From the first line of the records below through the line containing "- k mesh: 6 × 6 × 2", copy everything exactly and nothing more.

# # # # #
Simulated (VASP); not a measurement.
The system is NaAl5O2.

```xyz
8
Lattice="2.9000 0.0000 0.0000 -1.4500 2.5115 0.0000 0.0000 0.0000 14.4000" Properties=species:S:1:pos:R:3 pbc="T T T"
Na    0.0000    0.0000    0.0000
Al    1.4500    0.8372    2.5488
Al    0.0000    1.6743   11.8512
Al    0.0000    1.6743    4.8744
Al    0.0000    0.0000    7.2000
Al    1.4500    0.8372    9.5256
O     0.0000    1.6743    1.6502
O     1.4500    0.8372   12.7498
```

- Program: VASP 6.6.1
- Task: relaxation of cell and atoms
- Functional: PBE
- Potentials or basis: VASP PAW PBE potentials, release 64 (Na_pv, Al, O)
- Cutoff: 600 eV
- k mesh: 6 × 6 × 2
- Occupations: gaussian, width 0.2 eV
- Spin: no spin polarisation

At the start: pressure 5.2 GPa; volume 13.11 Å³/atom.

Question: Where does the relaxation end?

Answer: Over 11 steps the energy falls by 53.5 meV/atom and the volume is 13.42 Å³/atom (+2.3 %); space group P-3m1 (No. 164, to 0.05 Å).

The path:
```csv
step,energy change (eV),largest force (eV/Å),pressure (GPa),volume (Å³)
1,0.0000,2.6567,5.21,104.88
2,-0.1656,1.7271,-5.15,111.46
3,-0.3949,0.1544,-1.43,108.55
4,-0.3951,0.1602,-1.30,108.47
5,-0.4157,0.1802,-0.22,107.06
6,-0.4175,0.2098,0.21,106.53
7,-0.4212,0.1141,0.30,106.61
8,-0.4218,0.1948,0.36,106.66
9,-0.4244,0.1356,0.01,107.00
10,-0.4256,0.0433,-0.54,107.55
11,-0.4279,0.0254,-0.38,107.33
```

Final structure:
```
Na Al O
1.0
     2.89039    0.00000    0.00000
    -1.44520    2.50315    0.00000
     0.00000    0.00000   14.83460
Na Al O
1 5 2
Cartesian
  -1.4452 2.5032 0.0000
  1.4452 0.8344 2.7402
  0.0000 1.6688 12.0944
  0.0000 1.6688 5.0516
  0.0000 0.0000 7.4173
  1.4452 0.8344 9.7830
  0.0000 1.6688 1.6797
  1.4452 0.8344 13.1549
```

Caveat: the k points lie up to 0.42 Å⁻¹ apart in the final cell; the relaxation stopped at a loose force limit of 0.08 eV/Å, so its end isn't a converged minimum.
# # # # #

# PROBLEM SOLUTION
Simulated (VASP); not a measurement.
The system is NaAl5O2.

```xyz
8
Lattice="2.9000 0.0000 0.0000 -1.4500 2.5115 0.0000 0.0000 0.0000 14.4000" Properties=species:S:1:pos:R:3 pbc="T T T"
Na    0.0000    0.0000    0.0000
Al    1.4500    0.8372    2.5488
Al    0.0000    1.6743   11.8512
Al    0.0000    1.6743    4.8744
Al    0.0000    0.0000    7.2000
Al    1.4500    0.8372    9.5256
O     0.0000    1.6743    1.6502
O     1.4500    0.8372   12.7498
```

- Program: VASP 6.6.1
- Task: relaxation of cell and atoms
- Functional: PBE
- Potentials or basis: VASP PAW PBE potentials, release 64 (Na_pv, Al, O)
- Cutoff: 600 eV
- k mesh: 6 × 6 × 2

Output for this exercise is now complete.